(Excerpted records)

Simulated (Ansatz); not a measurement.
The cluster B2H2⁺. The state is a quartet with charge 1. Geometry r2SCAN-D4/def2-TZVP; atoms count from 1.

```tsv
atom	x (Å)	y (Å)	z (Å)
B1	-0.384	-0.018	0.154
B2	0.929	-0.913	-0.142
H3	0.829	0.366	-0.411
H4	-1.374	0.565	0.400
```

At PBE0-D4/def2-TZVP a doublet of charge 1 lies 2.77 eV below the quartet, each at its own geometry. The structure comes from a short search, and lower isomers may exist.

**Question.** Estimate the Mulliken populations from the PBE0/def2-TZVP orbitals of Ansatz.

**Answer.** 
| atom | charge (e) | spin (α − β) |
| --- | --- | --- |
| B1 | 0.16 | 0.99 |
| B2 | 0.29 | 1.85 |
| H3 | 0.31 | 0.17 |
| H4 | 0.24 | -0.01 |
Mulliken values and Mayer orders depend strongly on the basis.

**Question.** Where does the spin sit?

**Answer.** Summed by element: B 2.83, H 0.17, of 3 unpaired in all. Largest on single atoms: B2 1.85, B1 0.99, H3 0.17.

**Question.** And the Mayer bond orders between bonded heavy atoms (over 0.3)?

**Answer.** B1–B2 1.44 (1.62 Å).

(End Excerpted records)

### Exercise:
Extract exactly and only the lines above from the line containing "0.99, H3 0.17." through the line containing "atoms (over 0.3)?", both end lines included.

### Written reply:
**Answer.** Summed by element: B 2.83, H 0.17, of 3 unpaired in all. Largest on single atoms: B2 1.85, B1 0.99, H3 0.17.

**Question.** And the Mayer bond orders between bonded heavy atoms (over 0.3)?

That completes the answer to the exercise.